(Action item) The entries must be retyped exactly, down to the last line.

(Records provided)
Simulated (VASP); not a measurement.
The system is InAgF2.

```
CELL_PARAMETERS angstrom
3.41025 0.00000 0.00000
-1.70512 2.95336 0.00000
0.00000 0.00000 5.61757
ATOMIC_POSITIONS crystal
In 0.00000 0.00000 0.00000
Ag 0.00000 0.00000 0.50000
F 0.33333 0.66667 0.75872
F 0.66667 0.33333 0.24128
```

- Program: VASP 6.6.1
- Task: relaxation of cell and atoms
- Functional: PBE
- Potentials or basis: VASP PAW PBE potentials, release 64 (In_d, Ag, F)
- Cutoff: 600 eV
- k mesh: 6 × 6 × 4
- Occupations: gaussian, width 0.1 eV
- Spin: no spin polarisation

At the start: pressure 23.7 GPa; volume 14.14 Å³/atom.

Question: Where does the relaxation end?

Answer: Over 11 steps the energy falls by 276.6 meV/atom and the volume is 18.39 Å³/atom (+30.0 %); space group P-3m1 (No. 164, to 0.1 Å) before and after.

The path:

(Response box)
Simulated (VASP); not a measurement.
The system is InAgF2.

```
CELL_PARAMETERS angstrom
3.41025 0.00000 0.00000
-1.70512 2.95336 0.00000
0.00000 0.00000 5.61757
ATOMIC_POSITIONS crystal
In 0.00000 0.00000 0.00000
Ag 0.00000 0.00000 0.50000
F 0.33333 0.66667 0.75872
F 0.66667 0.33333 0.24128
```

- Program: VASP 6.6.1
- Task: relaxation of cell and atoms
- Functional: PBE
- Potentials or basis: VASP PAW PBE potentials, release 64 (In_d, Ag, F)
- Cutoff: 600 eV
- k mesh: 6 × 6 × 4
- Occupations: gaussian, width 0.1 eV
- Spin: no spin polarisation

At the start: pressure 23.7 GPa; volume 14.14 Å³/atom.

Question: Where does the relaxation end?

Answer: Over 11 steps the energy falls by 276.6 meV/atom and the volume is 18.39 Å³/atom (+30.0 %); space group P-3m1 (No. 164, to 0.1 Å) before and after.

The path:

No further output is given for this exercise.